☆ ☆ ☆
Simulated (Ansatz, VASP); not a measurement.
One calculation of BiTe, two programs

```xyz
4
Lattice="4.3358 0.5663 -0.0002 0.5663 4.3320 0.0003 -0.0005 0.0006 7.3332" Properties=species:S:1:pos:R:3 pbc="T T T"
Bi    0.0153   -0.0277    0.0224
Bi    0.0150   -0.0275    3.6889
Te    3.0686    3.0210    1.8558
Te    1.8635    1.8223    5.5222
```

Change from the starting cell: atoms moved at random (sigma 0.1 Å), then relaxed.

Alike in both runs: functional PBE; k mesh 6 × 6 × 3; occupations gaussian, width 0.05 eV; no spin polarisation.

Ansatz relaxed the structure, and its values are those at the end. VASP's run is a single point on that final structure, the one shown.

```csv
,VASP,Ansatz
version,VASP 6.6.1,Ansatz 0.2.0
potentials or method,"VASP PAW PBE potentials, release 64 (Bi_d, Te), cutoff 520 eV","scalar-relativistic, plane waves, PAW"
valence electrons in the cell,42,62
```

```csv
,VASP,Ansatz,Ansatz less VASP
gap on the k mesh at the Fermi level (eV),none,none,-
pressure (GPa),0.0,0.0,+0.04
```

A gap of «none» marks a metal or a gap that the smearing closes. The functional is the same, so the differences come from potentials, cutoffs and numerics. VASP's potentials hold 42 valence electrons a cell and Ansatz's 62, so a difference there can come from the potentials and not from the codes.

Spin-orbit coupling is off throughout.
☆ ☆ ☆

Please repeat each entry exactly as written.

Simulated (Ansatz, VASP); not a measurement.
One calculation of BiTe, two programs

```xyz
4
Lattice="4.3358 0.5663 -0.0002 0.5663 4.3320 0.0003 -0.0005 0.0006 7.3332" Properties=species:S:1:pos:R:3 pbc="T T T"
Bi    0.0153   -0.0277    0.0224
Bi    0.0150   -0.0275    3.6889
Te    3.0686    3.0210    1.8558
Te    1.8635    1.8223    5.5222
```

Change from the starting cell: atoms moved at random (sigma 0.1 Å), then relaxed.

Alike in both runs: functional PBE; k mesh 6 × 6 × 3; occupations gaussian, width 0.05 eV; no spin polarisation.

Ansatz relaxed the structure, and its values are those at the end. VASP's run is a single point on that final structure, the one shown.

```csv
,VASP,Ansatz
version,VASP 6.6.1,Ansatz 0.2.0
potentials or method,"VASP PAW PBE potentials, release 64 (Bi_d, Te), cutoff 520 eV","scalar-relativistic, plane waves, PAW"
valence electrons in the cell,42,62
```

```csv
,VASP,Ansatz,Ansatz less VASP
gap on the k mesh at the Fermi level (eV),none,none,-
pressure (GPa),0.0,0.0,+0.04
```

A gap of «none» marks a metal or a gap that the smearing closes. The functional is the same, so the differences come from potentials, cutoffs and numerics. VASP's potentials hold 42 valence electrons a cell and Ansatz's 62, so a difference there can come from the potentials and not from the codes.

Spin-orbit coupling is off throughout.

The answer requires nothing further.